STORED DATA:
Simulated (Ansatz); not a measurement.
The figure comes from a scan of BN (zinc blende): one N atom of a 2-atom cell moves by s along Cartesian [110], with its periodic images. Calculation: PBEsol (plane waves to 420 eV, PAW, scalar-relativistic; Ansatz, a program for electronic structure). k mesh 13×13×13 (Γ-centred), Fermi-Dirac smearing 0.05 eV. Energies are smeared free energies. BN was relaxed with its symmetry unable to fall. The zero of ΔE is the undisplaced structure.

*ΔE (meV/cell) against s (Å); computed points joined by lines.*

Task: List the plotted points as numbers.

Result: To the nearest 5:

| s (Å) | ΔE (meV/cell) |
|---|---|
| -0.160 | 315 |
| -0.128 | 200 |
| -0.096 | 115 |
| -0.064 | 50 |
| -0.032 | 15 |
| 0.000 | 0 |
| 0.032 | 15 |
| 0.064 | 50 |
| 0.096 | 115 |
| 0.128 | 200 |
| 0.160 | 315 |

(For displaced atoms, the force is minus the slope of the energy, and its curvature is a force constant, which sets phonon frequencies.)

ACTIVITY: Output the records above exactly, from their first line through the line that contains "The figure comes", and add nothing.

EXPECTED ANSWER:
Simulated (Ansatz); not a measurement.
The figure comes from a scan of BN (zinc blende): one N atom of a 2-atom cell moves by s along Cartesian [110], with its periodic images. Calculation: PBEsol (plane waves to 420 eV, PAW, scalar-relativistic; Ansatz, a program for electronic structure). k mesh 13×13×13 (Γ-centred), Fermi-Dirac smearing 0.05 eV. Energies are smeared free energies. BN was relaxed with its symmetry unable to fall. The zero of ΔE is the undisplaced structure.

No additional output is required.